WORK ORDER:
Emit an exact copy of the lines running from the start of the records to the line containing "### Step 1. Set-up", both included.

LISTED ENTRIES:
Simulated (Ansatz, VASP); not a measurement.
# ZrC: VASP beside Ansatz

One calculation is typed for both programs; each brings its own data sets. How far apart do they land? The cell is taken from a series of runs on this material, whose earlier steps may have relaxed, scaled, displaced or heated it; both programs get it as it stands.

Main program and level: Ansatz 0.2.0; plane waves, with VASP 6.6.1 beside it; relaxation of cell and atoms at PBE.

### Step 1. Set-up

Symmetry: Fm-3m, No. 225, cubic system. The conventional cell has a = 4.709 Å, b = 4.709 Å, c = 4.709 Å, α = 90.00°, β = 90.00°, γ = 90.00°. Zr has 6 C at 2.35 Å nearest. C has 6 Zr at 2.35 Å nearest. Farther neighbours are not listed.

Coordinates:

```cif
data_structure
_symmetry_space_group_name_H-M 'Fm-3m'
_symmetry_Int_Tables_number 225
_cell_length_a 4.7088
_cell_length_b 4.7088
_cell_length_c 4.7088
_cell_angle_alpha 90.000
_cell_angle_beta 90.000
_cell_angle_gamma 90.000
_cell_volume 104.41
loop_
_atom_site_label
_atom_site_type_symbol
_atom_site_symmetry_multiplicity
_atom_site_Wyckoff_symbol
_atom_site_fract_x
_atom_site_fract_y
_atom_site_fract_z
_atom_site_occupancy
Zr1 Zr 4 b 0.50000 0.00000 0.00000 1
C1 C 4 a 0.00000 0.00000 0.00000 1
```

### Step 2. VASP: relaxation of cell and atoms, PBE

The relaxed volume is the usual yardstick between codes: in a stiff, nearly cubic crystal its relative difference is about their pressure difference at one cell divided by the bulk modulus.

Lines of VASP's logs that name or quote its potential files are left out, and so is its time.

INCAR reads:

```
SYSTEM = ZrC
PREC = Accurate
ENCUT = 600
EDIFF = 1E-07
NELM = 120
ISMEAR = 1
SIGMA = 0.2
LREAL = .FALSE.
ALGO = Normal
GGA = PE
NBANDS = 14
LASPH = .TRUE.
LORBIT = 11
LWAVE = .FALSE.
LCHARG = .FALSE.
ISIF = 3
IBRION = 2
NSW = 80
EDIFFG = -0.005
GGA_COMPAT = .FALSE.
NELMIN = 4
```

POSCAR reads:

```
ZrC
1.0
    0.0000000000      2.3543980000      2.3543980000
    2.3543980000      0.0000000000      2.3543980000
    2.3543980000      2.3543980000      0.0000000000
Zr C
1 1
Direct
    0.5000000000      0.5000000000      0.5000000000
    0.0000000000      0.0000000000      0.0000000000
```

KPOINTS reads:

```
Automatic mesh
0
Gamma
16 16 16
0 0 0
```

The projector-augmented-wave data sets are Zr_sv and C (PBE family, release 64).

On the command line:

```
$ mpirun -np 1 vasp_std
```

WRITTEN RESPONSE:
Simulated (Ansatz, VASP); not a measurement.
# ZrC: VASP beside Ansatz

One calculation is typed for both programs; each brings its own data sets. How far apart do they land? The cell is taken from a series of runs on this material, whose earlier steps may have relaxed, scaled, displaced or heated it; both programs get it as it stands.

Main program and level: Ansatz 0.2.0; plane waves, with VASP 6.6.1 beside it; relaxation of cell and atoms at PBE.

### Step 1. Set-up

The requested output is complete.